------------

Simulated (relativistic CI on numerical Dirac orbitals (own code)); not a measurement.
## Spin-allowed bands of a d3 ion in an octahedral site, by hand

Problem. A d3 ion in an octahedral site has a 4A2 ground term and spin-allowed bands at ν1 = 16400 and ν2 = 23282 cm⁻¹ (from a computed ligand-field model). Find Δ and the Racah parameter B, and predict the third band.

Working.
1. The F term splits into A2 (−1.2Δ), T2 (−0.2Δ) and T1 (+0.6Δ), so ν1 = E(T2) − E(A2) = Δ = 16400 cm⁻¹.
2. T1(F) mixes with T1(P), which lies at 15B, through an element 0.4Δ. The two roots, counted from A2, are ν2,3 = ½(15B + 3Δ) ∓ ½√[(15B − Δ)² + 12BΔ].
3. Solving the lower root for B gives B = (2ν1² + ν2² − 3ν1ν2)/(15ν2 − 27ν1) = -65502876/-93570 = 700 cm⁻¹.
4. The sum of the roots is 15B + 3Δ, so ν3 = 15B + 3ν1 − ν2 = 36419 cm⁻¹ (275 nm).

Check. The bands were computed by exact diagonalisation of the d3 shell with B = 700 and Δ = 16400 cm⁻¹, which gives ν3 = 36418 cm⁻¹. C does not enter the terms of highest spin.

------------

**Assignment**
From the records above, copy out the line with "1. The F term", the line with "4. The sum of", and every line between them, word for word.

**Worked solution**
1. The F term splits into A2 (−1.2Δ), T2 (−0.2Δ) and T1 (+0.6Δ), so ν1 = E(T2) − E(A2) = Δ = 16400 cm⁻¹.
2. T1(F) mixes with T1(P), which lies at 15B, through an element 0.4Δ. The two roots, counted from A2, are ν2,3 = ½(15B + 3Δ) ∓ ½√[(15B − Δ)² + 12BΔ].
3. Solving the lower root for B gives B = (2ν1² + ν2² − 3ν1ν2)/(15ν2 − 27ν1) = -65502876/-93570 = 700 cm⁻¹.
4. The sum of the roots is 15B + 3Δ, so ν3 = 15B + 3ν1 − ν2 = 36419 cm⁻¹ (275 nm).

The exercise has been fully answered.